__Given entries__
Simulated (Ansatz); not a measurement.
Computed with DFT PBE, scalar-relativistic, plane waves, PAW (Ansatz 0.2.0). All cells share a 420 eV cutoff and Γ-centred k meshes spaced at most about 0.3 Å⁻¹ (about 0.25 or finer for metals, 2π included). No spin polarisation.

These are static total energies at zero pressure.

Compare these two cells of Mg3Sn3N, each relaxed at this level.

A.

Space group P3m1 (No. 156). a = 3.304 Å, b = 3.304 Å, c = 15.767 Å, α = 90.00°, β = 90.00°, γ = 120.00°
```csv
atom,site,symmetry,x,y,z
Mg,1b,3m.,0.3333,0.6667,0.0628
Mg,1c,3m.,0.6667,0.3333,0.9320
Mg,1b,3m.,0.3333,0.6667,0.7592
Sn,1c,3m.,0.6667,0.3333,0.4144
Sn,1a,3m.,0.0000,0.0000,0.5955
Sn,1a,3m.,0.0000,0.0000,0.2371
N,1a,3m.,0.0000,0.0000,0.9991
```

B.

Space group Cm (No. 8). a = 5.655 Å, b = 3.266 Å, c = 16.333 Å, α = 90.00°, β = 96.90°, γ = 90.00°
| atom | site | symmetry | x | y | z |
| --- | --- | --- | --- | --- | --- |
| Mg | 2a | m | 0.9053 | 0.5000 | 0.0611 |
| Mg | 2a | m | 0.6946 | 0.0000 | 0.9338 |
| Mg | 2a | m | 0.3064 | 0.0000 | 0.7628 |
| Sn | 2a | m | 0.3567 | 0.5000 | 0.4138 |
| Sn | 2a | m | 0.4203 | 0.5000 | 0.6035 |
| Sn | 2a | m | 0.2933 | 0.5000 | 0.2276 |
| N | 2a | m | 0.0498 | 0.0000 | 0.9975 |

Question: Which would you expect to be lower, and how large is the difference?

__Work request__
The reply should hold only the lines of the listing above starting at the line containing "0.0000 | 0.7628 |" and ending at the line containing "0.0000 | 0.9975 |", exactly as written.

__Task answer__
| Mg | 2a | m | 0.3064 | 0.0000 | 0.7628 |
| Sn | 2a | m | 0.3567 | 0.5000 | 0.4138 |
| Sn | 2a | m | 0.4203 | 0.5000 | 0.6035 |
| Sn | 2a | m | 0.2933 | 0.5000 | 0.2276 |
| N | 2a | m | 0.0498 | 0.0000 | 0.9975 |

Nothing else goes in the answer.